*** DATA TO EXAMINE ***

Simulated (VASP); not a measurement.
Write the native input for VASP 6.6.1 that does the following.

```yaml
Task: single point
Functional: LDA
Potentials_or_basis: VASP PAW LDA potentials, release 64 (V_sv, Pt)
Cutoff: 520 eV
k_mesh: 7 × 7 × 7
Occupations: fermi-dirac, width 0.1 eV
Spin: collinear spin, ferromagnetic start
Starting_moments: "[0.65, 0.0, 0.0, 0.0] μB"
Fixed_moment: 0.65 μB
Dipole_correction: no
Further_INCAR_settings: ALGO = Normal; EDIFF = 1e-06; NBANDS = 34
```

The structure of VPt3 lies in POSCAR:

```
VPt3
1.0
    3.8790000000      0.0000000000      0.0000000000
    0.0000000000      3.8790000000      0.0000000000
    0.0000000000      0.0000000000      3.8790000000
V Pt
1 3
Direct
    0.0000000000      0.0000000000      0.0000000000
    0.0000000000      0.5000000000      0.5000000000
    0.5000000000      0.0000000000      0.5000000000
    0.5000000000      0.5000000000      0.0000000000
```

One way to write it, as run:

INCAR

*** End of DATA TO EXAMINE ***

**ASSIGNED TASK**.
Could you copy exactly the lines from the first line of the records above through the line containing "One way to write", both included, and nothing else?

**ANSWER SECTION**.
Simulated (VASP); not a measurement.
Write the native input for VASP 6.6.1 that does the following.

```yaml
Task: single point
Functional: LDA
Potentials_or_basis: VASP PAW LDA potentials, release 64 (V_sv, Pt)
Cutoff: 520 eV
k_mesh: 7 × 7 × 7
Occupations: fermi-dirac, width 0.1 eV
Spin: collinear spin, ferromagnetic start
Starting_moments: "[0.65, 0.0, 0.0, 0.0] μB"
Fixed_moment: 0.65 μB
Dipole_correction: no
Further_INCAR_settings: ALGO = Normal; EDIFF = 1e-06; NBANDS = 34
```

The structure of VPt3 lies in POSCAR:

```
VPt3
1.0
    3.8790000000      0.0000000000      0.0000000000
    0.0000000000      3.8790000000      0.0000000000
    0.0000000000      0.0000000000      3.8790000000
V Pt
1 3
Direct
    0.0000000000      0.0000000000      0.0000000000
    0.0000000000      0.5000000000      0.5000000000
    0.5000000000      0.0000000000      0.5000000000
    0.5000000000      0.5000000000      0.0000000000
```

One way to write it, as run:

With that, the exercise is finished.